Input data
- - - -

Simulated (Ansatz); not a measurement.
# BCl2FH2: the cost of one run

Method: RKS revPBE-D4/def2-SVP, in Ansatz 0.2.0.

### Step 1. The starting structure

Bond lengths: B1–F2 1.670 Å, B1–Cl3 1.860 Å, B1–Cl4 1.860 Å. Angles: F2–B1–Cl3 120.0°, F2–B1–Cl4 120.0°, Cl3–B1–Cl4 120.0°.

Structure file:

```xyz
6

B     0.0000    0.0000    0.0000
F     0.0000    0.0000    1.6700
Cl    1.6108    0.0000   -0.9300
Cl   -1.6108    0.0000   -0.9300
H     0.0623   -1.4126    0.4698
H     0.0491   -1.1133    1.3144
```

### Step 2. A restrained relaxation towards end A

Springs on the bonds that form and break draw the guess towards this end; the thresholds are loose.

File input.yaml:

- - - -

Brief
Restate verbatim the first line above and all lines after it through the line containing "Springs on the"; omit the rest.

Your solution
Simulated (Ansatz); not a measurement.
# BCl2FH2: the cost of one run

Method: RKS revPBE-D4/def2-SVP, in Ansatz 0.2.0.

### Step 1. The starting structure

Bond lengths: B1–F2 1.670 Å, B1–Cl3 1.860 Å, B1–Cl4 1.860 Å. Angles: F2–B1–Cl3 120.0°, F2–B1–Cl4 120.0°, Cl3–B1–Cl4 120.0°.

Structure file:

```xyz
6

B     0.0000    0.0000    0.0000
F     0.0000    0.0000    1.6700
Cl    1.6108    0.0000   -0.9300
Cl   -1.6108    0.0000   -0.9300
H     0.0623   -1.4126    0.4698
H     0.0491   -1.1133    1.3144
```

### Step 2. A restrained relaxation towards end A

Springs on the bonds that form and break draw the guess towards this end; the thresholds are loose.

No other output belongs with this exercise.